** DATA RECORDS follows **
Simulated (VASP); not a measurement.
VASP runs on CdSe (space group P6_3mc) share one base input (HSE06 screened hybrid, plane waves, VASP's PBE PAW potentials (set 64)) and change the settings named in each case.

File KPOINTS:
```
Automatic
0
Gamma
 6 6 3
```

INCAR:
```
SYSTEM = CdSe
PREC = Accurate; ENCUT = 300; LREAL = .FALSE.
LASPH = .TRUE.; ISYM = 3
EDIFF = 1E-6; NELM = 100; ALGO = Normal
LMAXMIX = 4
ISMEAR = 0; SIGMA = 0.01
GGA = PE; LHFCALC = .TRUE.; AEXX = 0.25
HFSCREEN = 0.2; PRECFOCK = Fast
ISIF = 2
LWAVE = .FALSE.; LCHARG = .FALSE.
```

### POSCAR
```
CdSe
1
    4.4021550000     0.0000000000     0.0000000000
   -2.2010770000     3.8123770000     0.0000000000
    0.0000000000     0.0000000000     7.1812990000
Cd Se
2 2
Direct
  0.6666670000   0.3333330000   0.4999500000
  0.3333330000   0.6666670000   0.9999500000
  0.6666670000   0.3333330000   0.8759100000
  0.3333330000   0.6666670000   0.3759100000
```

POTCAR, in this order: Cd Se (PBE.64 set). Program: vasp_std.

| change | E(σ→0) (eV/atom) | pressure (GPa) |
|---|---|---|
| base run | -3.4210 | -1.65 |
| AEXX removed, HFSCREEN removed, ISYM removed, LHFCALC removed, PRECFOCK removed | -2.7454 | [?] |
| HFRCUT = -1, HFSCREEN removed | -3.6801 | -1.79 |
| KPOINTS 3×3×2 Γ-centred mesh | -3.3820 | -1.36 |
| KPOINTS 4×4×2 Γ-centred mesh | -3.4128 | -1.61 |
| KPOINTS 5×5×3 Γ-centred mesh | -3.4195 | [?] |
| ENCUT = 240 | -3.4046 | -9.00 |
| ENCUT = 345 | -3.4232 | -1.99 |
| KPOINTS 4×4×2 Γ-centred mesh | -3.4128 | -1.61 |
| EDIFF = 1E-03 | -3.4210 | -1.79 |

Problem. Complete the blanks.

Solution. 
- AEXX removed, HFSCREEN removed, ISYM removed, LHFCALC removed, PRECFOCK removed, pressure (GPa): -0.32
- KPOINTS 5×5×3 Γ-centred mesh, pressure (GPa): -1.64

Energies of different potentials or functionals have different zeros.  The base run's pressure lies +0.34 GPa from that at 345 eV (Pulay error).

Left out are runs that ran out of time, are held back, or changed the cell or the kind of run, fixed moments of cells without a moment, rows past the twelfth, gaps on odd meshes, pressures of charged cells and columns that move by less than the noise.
** End of DATA RECORDS **

WORK ITEM:
Give an exact copy of the lines above from the line with "- KPOINTS 5×5×3" up to and including the line with "Energies of different", and leave everything else out.

WRITTEN ANSWER:
- KPOINTS 5×5×3 Γ-centred mesh, pressure (GPa): -1.64

Energies of different potentials or functionals have different zeros.  The base run's pressure lies +0.34 GPa from that at 345 eV (Pulay error).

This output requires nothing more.